--- RECORDED DATA ---
------------------------------------
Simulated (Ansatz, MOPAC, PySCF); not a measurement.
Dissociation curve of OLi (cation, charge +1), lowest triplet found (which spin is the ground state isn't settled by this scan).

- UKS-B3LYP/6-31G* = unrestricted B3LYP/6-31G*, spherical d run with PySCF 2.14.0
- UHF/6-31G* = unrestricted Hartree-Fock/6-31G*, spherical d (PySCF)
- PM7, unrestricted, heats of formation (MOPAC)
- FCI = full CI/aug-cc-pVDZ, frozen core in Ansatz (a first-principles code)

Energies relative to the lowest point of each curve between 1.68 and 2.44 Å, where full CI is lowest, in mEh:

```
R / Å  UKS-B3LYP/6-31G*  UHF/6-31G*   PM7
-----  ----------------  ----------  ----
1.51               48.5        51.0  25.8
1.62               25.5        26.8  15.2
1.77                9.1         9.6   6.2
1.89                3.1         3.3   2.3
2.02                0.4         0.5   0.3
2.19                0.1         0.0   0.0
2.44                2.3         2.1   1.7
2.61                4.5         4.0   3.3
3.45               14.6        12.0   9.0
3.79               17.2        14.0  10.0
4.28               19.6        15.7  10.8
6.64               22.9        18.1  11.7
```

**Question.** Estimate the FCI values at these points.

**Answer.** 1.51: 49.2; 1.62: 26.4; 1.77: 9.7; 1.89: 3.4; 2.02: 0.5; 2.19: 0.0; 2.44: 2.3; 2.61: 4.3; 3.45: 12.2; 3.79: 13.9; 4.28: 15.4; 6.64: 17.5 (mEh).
------------------------------------

--- ACTION ITEM ---
Copying word for word, give each line of the data above from the first one through the line containing "at these points.", and nothing else.

--- WORKED SOLUTION ---
Simulated (Ansatz, MOPAC, PySCF); not a measurement.
Dissociation curve of OLi (cation, charge +1), lowest triplet found (which spin is the ground state isn't settled by this scan).

- UKS-B3LYP/6-31G* = unrestricted B3LYP/6-31G*, spherical d run with PySCF 2.14.0
- UHF/6-31G* = unrestricted Hartree-Fock/6-31G*, spherical d (PySCF)
- PM7, unrestricted, heats of formation (MOPAC)
- FCI = full CI/aug-cc-pVDZ, frozen core in Ansatz (a first-principles code)

Energies relative to the lowest point of each curve between 1.68 and 2.44 Å, where full CI is lowest, in mEh:

```
R / Å  UKS-B3LYP/6-31G*  UHF/6-31G*   PM7
-----  ----------------  ----------  ----
1.51               48.5        51.0  25.8
1.62               25.5        26.8  15.2
1.77                9.1         9.6   6.2
1.89                3.1         3.3   2.3
2.02                0.4         0.5   0.3
2.19                0.1         0.0   0.0
2.44                2.3         2.1   1.7
2.61                4.5         4.0   3.3
3.45               14.6        12.0   9.0
3.79               17.2        14.0  10.0
4.28               19.6        15.7  10.8
6.64               22.9        18.1  11.7
```

**Question.** Estimate the FCI values at these points.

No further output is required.